▶ **Work order**
Reproduce the records below exactly as they appear.

▶ **Provided data**
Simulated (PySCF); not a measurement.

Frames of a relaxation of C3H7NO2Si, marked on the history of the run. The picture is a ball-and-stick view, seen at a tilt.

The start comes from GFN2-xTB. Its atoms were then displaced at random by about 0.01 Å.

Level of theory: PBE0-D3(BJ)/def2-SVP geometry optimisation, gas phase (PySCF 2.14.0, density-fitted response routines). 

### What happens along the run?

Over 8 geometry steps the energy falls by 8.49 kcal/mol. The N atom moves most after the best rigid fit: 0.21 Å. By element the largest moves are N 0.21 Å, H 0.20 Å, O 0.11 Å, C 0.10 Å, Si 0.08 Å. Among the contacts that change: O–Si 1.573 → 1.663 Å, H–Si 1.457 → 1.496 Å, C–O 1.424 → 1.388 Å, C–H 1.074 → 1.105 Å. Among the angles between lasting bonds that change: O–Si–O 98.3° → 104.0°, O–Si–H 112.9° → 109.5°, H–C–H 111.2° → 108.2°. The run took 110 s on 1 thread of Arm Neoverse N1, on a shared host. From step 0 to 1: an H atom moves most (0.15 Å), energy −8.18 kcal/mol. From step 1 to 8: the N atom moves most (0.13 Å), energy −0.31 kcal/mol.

▶ **Expected answer**
Simulated (PySCF); not a measurement.

Frames of a relaxation of C3H7NO2Si, marked on the history of the run. The picture is a ball-and-stick view, seen at a tilt.

The start comes from GFN2-xTB. Its atoms were then displaced at random by about 0.01 Å.

Level of theory: PBE0-D3(BJ)/def2-SVP geometry optimisation, gas phase (PySCF 2.14.0, density-fitted response routines). 

### What happens along the run?

Over 8 geometry steps the energy falls by 8.49 kcal/mol. The N atom moves most after the best rigid fit: 0.21 Å. By element the largest moves are N 0.21 Å, H 0.20 Å, O 0.11 Å, C 0.10 Å, Si 0.08 Å. Among the contacts that change: O–Si 1.573 → 1.663 Å, H–Si 1.457 → 1.496 Å, C–O 1.424 → 1.388 Å, C–H 1.074 → 1.105 Å. Among the angles between lasting bonds that change: O–Si–O 98.3° → 104.0°, O–Si–H 112.9° → 109.5°, H–C–H 111.2° → 108.2°. The run took 110 s on 1 thread of Arm Neoverse N1, on a shared host. From step 0 to 1: an H atom moves most (0.15 Å), energy −8.18 kcal/mol. From step 1 to 8: the N atom moves most (0.13 Å), energy −0.31 kcal/mol.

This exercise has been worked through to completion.